*** Opening of Record excerpts ***

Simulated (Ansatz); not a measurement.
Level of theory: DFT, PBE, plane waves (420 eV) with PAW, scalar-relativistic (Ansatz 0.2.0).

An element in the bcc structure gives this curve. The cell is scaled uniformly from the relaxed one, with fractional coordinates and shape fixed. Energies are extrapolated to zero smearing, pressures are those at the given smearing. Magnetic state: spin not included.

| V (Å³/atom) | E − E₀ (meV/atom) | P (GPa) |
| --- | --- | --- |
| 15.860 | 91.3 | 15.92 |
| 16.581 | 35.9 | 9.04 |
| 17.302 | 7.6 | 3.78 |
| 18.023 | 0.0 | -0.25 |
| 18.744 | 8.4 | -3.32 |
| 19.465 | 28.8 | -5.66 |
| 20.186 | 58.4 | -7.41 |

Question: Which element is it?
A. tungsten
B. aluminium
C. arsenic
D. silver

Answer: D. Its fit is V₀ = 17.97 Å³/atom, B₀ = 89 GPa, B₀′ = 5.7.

*** Close of Record excerpts ***

> **Action item**:
What is needed is an exact, complete copy of the entries above.

> **Answer section**:
Simulated (Ansatz); not a measurement.
Level of theory: DFT, PBE, plane waves (420 eV) with PAW, scalar-relativistic (Ansatz 0.2.0).

An element in the bcc structure gives this curve. The cell is scaled uniformly from the relaxed one, with fractional coordinates and shape fixed. Energies are extrapolated to zero smearing, pressures are those at the given smearing. Magnetic state: spin not included.

| V (Å³/atom) | E − E₀ (meV/atom) | P (GPa) |
| --- | --- | --- |
| 15.860 | 91.3 | 15.92 |
| 16.581 | 35.9 | 9.04 |
| 17.302 | 7.6 | 3.78 |
| 18.023 | 0.0 | -0.25 |
| 18.744 | 8.4 | -3.32 |
| 19.465 | 28.8 | -5.66 |
| 20.186 | 58.4 | -7.41 |

Question: Which element is it?
A. tungsten
B. aluminium
C. arsenic
D. silver

Answer: D. Its fit is V₀ = 17.97 Å³/atom, B₀ = 89 GPa, B₀′ = 5.7.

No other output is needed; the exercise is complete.